________________________
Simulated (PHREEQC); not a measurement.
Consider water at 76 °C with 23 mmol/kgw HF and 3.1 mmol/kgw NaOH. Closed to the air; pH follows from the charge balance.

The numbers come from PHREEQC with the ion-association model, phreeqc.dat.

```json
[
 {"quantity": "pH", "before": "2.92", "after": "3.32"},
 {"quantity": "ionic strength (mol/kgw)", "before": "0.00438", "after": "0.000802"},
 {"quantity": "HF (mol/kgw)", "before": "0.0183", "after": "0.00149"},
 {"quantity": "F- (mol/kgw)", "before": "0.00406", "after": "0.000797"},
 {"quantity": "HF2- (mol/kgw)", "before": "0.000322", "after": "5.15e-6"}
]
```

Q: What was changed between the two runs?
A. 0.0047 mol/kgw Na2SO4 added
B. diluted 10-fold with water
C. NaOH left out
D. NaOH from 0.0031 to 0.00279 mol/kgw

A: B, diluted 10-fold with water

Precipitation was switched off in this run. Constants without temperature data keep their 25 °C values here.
________________________

Please give an exact restatement of only the lines from the beginning of the material above to the line with "A: B, diluted 10-fold with water", inclusive.

* [Response box]
Simulated (PHREEQC); not a measurement.
Consider water at 76 °C with 23 mmol/kgw HF and 3.1 mmol/kgw NaOH. Closed to the air; pH follows from the charge balance.

The numbers come from PHREEQC with the ion-association model, phreeqc.dat.

```json
[
 {"quantity": "pH", "before": "2.92", "after": "3.32"},
 {"quantity": "ionic strength (mol/kgw)", "before": "0.00438", "after": "0.000802"},
 {"quantity": "HF (mol/kgw)", "before": "0.0183", "after": "0.00149"},
 {"quantity": "F- (mol/kgw)", "before": "0.00406", "after": "0.000797"},
 {"quantity": "HF2- (mol/kgw)", "before": "0.000322", "after": "5.15e-6"}
]
```

Q: What was changed between the two runs?
A. 0.0047 mol/kgw Na2SO4 added
B. diluted 10-fold with water
C. NaOH left out
D. NaOH from 0.0031 to 0.00279 mol/kgw

A: B, diluted 10-fold with water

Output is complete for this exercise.